### Extracted data
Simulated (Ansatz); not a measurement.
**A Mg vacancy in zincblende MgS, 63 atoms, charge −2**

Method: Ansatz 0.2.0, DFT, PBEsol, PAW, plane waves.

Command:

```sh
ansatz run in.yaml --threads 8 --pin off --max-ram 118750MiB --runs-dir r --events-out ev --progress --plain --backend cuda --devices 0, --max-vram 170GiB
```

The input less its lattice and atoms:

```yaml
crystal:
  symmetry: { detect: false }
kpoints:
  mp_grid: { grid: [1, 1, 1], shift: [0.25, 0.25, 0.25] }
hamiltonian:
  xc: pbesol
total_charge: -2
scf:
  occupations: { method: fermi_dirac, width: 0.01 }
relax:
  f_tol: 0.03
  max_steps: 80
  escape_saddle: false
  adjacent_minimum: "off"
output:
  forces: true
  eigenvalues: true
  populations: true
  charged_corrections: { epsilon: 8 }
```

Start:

### Assigned task
Extract all the entries word for word.

### Exercise response
Simulated (Ansatz); not a measurement.
**A Mg vacancy in zincblende MgS, 63 atoms, charge −2**

Method: Ansatz 0.2.0, DFT, PBEsol, PAW, plane waves.

Command:

```sh
ansatz run in.yaml --threads 8 --pin off --max-ram 118750MiB --runs-dir r --events-out ev --progress --plain --backend cuda --devices 0, --max-vram 170GiB
```

The input less its lattice and atoms:

```yaml
crystal:
  symmetry: { detect: false }
kpoints:
  mp_grid: { grid: [1, 1, 1], shift: [0.25, 0.25, 0.25] }
hamiltonian:
  xc: pbesol
total_charge: -2
scf:
  occupations: { method: fermi_dirac, width: 0.01 }
relax:
  f_tol: 0.03
  max_steps: 80
  escape_saddle: false
  adjacent_minimum: "off"
output:
  forces: true
  eigenvalues: true
  populations: true
  charged_corrections: { epsilon: 8 }
```

Start:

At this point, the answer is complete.